▶ Material shown
════

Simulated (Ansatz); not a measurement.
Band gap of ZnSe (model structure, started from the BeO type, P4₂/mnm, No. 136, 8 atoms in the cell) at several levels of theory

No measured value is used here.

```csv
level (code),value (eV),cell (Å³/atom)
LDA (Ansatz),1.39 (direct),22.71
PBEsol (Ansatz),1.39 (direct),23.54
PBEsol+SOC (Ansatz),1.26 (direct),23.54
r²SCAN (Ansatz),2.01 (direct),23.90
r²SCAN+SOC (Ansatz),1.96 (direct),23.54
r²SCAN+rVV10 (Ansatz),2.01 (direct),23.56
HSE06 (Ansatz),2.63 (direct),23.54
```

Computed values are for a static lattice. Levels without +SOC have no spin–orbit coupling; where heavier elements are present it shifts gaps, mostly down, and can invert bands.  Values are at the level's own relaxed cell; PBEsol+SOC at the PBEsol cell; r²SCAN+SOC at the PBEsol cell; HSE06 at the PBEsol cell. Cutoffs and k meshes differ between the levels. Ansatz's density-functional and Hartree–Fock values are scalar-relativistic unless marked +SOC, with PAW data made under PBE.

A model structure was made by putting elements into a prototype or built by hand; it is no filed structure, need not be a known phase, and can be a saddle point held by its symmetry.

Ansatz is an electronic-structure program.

════

▶ Assigned task
With the line holding "Band gap of" as the first and the line holding "A model structure" as the last, please transcribe exactly the lines of the material above in that range and nothing else.

▶ Exercise answer
Band gap of ZnSe (model structure, started from the BeO type, P4₂/mnm, No. 136, 8 atoms in the cell) at several levels of theory

No measured value is used here.

```csv
level (code),value (eV),cell (Å³/atom)
LDA (Ansatz),1.39 (direct),22.71
PBEsol (Ansatz),1.39 (direct),23.54
PBEsol+SOC (Ansatz),1.26 (direct),23.54
r²SCAN (Ansatz),2.01 (direct),23.90
r²SCAN+SOC (Ansatz),1.96 (direct),23.54
r²SCAN+rVV10 (Ansatz),2.01 (direct),23.56
HSE06 (Ansatz),2.63 (direct),23.54
```

Computed values are for a static lattice. Levels without +SOC have no spin–orbit coupling; where heavier elements are present it shifts gaps, mostly down, and can invert bands.  Values are at the level's own relaxed cell; PBEsol+SOC at the PBEsol cell; r²SCAN+SOC at the PBEsol cell; HSE06 at the PBEsol cell. Cutoffs and k meshes differ between the levels. Ansatz's density-functional and Hartree–Fock values are scalar-relativistic unless marked +SOC, with PAW data made under PBE.

A model structure was made by putting elements into a prototype or built by hand; it is no filed structure, need not be a known phase, and can be a saddle point held by its symmetry.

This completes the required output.